» **Material supplied**:
· · · ·
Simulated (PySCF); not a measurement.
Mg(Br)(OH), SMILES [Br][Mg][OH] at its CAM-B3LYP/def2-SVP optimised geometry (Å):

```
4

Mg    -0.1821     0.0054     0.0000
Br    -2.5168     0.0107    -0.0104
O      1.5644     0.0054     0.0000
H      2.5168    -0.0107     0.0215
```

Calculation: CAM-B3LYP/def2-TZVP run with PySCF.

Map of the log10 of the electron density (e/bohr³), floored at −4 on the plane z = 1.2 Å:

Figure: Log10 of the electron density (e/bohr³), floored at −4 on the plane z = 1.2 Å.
· · · ·

» **Brief**:
Repeat the entire listing above without changing a word.

» **Exercise result**:
Simulated (PySCF); not a measurement.
Mg(Br)(OH), SMILES [Br][Mg][OH] at its CAM-B3LYP/def2-SVP optimised geometry (Å):

```
4

Mg    -0.1821     0.0054     0.0000
Br    -2.5168     0.0107    -0.0104
O      1.5644     0.0054     0.0000
H      2.5168    -0.0107     0.0215
```

Calculation: CAM-B3LYP/def2-TZVP run with PySCF.

Map of the log10 of the electron density (e/bohr³), floored at −4 on the plane z = 1.2 Å:

Figure: Log10 of the electron density (e/bohr³), floored at −4 on the plane z = 1.2 Å.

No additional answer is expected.